-- -- --

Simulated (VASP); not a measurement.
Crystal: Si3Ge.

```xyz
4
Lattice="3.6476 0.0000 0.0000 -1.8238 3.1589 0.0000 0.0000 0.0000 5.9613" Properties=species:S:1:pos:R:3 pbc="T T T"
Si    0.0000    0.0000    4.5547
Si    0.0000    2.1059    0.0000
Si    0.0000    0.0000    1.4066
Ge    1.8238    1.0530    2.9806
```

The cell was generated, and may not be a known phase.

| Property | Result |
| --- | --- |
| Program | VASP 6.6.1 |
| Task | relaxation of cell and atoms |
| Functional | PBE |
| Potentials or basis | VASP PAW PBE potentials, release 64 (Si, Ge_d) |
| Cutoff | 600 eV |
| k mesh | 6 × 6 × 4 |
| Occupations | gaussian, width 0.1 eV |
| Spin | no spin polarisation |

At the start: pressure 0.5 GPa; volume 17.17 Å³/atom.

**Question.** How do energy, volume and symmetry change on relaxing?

-- -- --

** Assignment **
In restating the data, begin at its first line, reproduce each line word for word, and conclude with the line that contains "width 0.1 eV |".

** Task solution **
Simulated (VASP); not a measurement.
Crystal: Si3Ge.

```xyz
4
Lattice="3.6476 0.0000 0.0000 -1.8238 3.1589 0.0000 0.0000 0.0000 5.9613" Properties=species:S:1:pos:R:3 pbc="T T T"
Si    0.0000    0.0000    4.5547
Si    0.0000    2.1059    0.0000
Si    0.0000    0.0000    1.4066
Ge    1.8238    1.0530    2.9806
```

The cell was generated, and may not be a known phase.

| Property | Result |
| --- | --- |
| Program | VASP 6.6.1 |
| Task | relaxation of cell and atoms |
| Functional | PBE |
| Potentials or basis | VASP PAW PBE potentials, release 64 (Si, Ge_d) |
| Cutoff | 600 eV |
| k mesh | 6 × 6 × 4 |
| Occupations | gaussian, width 0.1 eV |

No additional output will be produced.